Action item:
Give back the lines of the records exactly, starting at the first and ending at the one with "Caveats: the basis".

Data to examine:
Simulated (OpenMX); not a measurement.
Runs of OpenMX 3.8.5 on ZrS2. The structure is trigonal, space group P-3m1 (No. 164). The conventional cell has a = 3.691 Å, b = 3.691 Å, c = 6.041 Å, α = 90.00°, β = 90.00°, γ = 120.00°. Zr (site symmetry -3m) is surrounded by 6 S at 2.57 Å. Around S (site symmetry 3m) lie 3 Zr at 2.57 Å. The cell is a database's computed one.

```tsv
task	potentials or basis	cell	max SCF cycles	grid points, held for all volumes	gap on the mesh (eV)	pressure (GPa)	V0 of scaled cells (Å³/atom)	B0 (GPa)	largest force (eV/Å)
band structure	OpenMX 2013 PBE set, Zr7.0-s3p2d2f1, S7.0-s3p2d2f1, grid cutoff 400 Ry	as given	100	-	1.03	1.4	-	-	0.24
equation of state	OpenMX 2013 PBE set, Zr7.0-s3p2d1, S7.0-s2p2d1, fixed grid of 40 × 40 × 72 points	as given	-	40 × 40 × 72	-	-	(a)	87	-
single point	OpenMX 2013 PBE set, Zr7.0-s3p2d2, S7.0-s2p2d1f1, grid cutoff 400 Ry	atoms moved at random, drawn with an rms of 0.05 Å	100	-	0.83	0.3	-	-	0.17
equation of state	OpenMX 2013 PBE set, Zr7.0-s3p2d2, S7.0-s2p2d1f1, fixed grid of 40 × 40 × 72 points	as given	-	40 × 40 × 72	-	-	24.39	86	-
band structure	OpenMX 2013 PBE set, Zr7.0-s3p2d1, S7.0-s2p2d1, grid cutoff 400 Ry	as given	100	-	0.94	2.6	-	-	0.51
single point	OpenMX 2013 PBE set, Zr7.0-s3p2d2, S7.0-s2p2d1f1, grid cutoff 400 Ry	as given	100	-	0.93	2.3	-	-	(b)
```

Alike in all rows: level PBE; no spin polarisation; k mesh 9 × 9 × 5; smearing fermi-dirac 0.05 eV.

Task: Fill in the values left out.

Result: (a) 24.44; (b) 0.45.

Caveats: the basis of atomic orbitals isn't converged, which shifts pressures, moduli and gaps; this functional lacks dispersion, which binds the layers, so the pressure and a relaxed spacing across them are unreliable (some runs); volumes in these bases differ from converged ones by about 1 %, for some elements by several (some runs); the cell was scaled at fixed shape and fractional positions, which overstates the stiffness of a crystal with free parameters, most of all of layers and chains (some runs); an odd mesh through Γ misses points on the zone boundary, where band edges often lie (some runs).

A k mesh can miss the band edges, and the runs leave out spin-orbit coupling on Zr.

Written reply:
Simulated (OpenMX); not a measurement.
Runs of OpenMX 3.8.5 on ZrS2. The structure is trigonal, space group P-3m1 (No. 164). The conventional cell has a = 3.691 Å, b = 3.691 Å, c = 6.041 Å, α = 90.00°, β = 90.00°, γ = 120.00°. Zr (site symmetry -3m) is surrounded by 6 S at 2.57 Å. Around S (site symmetry 3m) lie 3 Zr at 2.57 Å. The cell is a database's computed one.

```tsv
task	potentials or basis	cell	max SCF cycles	grid points, held for all volumes	gap on the mesh (eV)	pressure (GPa)	V0 of scaled cells (Å³/atom)	B0 (GPa)	largest force (eV/Å)
band structure	OpenMX 2013 PBE set, Zr7.0-s3p2d2f1, S7.0-s3p2d2f1, grid cutoff 400 Ry	as given	100	-	1.03	1.4	-	-	0.24
equation of state	OpenMX 2013 PBE set, Zr7.0-s3p2d1, S7.0-s2p2d1, fixed grid of 40 × 40 × 72 points	as given	-	40 × 40 × 72	-	-	(a)	87	-
single point	OpenMX 2013 PBE set, Zr7.0-s3p2d2, S7.0-s2p2d1f1, grid cutoff 400 Ry	atoms moved at random, drawn with an rms of 0.05 Å	100	-	0.83	0.3	-	-	0.17
equation of state	OpenMX 2013 PBE set, Zr7.0-s3p2d2, S7.0-s2p2d1f1, fixed grid of 40 × 40 × 72 points	as given	-	40 × 40 × 72	-	-	24.39	86	-
band structure	OpenMX 2013 PBE set, Zr7.0-s3p2d1, S7.0-s2p2d1, grid cutoff 400 Ry	as given	100	-	0.94	2.6	-	-	0.51
single point	OpenMX 2013 PBE set, Zr7.0-s3p2d2, S7.0-s2p2d1f1, grid cutoff 400 Ry	as given	100	-	0.93	2.3	-	-	(b)
```

Alike in all rows: level PBE; no spin polarisation; k mesh 9 × 9 × 5; smearing fermi-dirac 0.05 eV.

Task: Fill in the values left out.

Result: (a) 24.44; (b) 0.45.

Caveats: the basis of atomic orbitals isn't converged, which shifts pressures, moduli and gaps; this functional lacks dispersion, which binds the layers, so the pressure and a relaxed spacing across them are unreliable (some runs); volumes in these bases differ from converged ones by about 1 %, for some elements by several (some runs); the cell was scaled at fixed shape and fractional positions, which overstates the stiffness of a crystal with free parameters, most of all of layers and chains (some runs); an odd mesh through Γ misses points on the zone boundary, where band edges often lie (some runs).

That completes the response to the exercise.